═══ Data section ═══

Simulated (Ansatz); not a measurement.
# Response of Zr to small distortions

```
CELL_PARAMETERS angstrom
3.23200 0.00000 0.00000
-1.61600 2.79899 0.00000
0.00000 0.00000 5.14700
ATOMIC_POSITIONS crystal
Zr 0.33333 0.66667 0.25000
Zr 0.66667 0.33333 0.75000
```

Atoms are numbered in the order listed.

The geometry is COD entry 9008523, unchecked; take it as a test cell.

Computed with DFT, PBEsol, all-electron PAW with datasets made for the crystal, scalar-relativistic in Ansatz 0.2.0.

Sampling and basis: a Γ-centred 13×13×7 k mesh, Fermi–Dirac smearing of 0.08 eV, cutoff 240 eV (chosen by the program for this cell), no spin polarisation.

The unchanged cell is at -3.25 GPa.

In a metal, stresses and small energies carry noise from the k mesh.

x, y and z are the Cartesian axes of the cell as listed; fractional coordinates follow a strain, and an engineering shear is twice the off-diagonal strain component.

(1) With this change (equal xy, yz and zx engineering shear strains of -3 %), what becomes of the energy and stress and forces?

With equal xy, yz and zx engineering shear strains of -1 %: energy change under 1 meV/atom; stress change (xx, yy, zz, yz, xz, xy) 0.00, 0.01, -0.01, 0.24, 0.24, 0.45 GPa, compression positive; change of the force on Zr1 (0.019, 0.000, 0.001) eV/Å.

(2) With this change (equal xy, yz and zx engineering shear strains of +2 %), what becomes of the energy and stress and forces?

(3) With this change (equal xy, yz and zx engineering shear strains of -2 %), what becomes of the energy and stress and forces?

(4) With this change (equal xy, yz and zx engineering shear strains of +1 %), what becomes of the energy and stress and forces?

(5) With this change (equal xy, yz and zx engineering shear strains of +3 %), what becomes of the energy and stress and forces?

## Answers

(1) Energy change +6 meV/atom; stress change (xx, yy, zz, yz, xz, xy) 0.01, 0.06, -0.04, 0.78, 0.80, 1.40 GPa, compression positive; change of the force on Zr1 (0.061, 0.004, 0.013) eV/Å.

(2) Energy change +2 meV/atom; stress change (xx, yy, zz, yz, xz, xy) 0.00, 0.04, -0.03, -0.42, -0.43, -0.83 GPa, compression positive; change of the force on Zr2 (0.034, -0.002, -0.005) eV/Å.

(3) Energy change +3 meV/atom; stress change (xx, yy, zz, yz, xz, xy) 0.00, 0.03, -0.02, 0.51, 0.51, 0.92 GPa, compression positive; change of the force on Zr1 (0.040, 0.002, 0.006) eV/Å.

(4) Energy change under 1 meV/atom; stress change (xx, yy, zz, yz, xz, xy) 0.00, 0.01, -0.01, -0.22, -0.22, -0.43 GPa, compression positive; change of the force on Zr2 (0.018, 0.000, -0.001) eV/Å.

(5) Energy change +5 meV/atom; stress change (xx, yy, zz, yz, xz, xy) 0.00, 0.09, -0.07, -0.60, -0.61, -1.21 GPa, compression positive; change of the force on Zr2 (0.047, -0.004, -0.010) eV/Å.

═══

=== Work request ===
Only the lines from the first line of the records through the line with "The unchanged cell is at -3.25 GPa." should be reproduced, exactly and with nothing added.

=== Exercise result ===
Simulated (Ansatz); not a measurement.
# Response of Zr to small distortions

```
CELL_PARAMETERS angstrom
3.23200 0.00000 0.00000
-1.61600 2.79899 0.00000
0.00000 0.00000 5.14700
ATOMIC_POSITIONS crystal
Zr 0.33333 0.66667 0.25000
Zr 0.66667 0.33333 0.75000
```

Atoms are numbered in the order listed.

The geometry is COD entry 9008523, unchecked; take it as a test cell.

Computed with DFT, PBEsol, all-electron PAW with datasets made for the crystal, scalar-relativistic in Ansatz 0.2.0.

Sampling and basis: a Γ-centred 13×13×7 k mesh, Fermi–Dirac smearing of 0.08 eV, cutoff 240 eV (chosen by the program for this cell), no spin polarisation.

The unchanged cell is at -3.25 GPa.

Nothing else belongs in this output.